DATA
■ ■ ■

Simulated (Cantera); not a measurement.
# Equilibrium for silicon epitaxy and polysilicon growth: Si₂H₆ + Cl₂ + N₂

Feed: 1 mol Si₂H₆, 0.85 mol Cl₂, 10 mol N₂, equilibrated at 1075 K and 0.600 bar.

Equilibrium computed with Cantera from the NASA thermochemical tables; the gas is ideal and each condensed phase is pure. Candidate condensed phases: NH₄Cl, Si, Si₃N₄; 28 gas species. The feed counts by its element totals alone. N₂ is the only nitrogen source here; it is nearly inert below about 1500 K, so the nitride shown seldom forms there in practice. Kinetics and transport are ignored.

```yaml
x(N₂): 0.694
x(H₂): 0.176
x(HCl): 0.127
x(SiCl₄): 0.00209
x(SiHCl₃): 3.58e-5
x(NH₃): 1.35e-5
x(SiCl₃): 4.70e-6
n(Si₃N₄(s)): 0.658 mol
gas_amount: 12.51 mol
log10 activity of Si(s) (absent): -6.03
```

■ ■ ■

BRIEF
Give only the lines from the one holding "# Equilibrium for" through the one holding "Feed: 1 mol", each restated exactly as it appears above.

TASK ANSWER
# Equilibrium for silicon epitaxy and polysilicon growth: Si₂H₆ + Cl₂ + N₂

Feed: 1 mol Si₂H₆, 0.85 mol Cl₂, 10 mol N₂, equilibrated at 1075 K and 0.600 bar.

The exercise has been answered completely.